* [Assigned task]
Nothing in the listing may be skipped; transcribe all of it as written.

* [Information provided]
== == ==
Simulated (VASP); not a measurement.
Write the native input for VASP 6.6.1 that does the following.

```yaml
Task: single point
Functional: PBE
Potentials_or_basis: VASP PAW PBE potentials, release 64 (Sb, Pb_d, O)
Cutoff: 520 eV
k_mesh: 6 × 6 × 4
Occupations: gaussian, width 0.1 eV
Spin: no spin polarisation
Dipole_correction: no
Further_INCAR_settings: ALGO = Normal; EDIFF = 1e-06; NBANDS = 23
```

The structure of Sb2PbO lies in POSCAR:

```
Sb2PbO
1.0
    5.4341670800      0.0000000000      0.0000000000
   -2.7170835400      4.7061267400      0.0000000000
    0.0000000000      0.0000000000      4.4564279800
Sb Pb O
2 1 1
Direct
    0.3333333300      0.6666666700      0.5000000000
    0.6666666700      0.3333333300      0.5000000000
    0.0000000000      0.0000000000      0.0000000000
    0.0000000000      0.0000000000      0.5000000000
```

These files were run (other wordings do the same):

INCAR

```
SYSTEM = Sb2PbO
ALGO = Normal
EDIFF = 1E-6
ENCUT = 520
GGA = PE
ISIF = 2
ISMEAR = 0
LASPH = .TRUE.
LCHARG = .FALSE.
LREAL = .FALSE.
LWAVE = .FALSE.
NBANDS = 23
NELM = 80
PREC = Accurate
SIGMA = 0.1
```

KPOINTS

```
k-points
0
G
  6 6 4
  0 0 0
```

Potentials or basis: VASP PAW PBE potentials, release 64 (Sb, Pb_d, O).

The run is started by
== == ==

* [Expected answer]
Simulated (VASP); not a measurement.
Write the native input for VASP 6.6.1 that does the following.

```yaml
Task: single point
Functional: PBE
Potentials_or_basis: VASP PAW PBE potentials, release 64 (Sb, Pb_d, O)
Cutoff: 520 eV
k_mesh: 6 × 6 × 4
Occupations: gaussian, width 0.1 eV
Spin: no spin polarisation
Dipole_correction: no
Further_INCAR_settings: ALGO = Normal; EDIFF = 1e-06; NBANDS = 23
```

The structure of Sb2PbO lies in POSCAR:

```
Sb2PbO
1.0
    5.4341670800      0.0000000000      0.0000000000
   -2.7170835400      4.7061267400      0.0000000000
    0.0000000000      0.0000000000      4.4564279800
Sb Pb O
2 1 1
Direct
    0.3333333300      0.6666666700      0.5000000000
    0.6666666700      0.3333333300      0.5000000000
    0.0000000000      0.0000000000      0.0000000000
    0.0000000000      0.0000000000      0.5000000000
```

These files were run (other wordings do the same):

INCAR

```
SYSTEM = Sb2PbO
ALGO = Normal
EDIFF = 1E-6
ENCUT = 520
GGA = PE
ISIF = 2
ISMEAR = 0
LASPH = .TRUE.
LCHARG = .FALSE.
LREAL = .FALSE.
LWAVE = .FALSE.
NBANDS = 23
NELM = 80
PREC = Accurate
SIGMA = 0.1
```

KPOINTS

```
k-points
0
G
  6 6 4
  0 0 0
```

Potentials or basis: VASP PAW PBE potentials, release 64 (Sb, Pb_d, O).

The run is started by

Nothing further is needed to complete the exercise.